▶ BRIEF
Your response should consist of every entry, unchanged.

★ ★ ★ ★ ★

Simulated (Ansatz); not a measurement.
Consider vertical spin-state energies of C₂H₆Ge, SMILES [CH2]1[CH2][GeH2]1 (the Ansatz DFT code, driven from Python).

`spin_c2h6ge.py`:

★ ★ ★ ★ ★

▶ REPLY
Simulated (Ansatz); not a measurement.
Consider vertical spin-state energies of C₂H₆Ge, SMILES [CH2]1[CH2][GeH2]1 (the Ansatz DFT code, driven from Python).

`spin_c2h6ge.py`:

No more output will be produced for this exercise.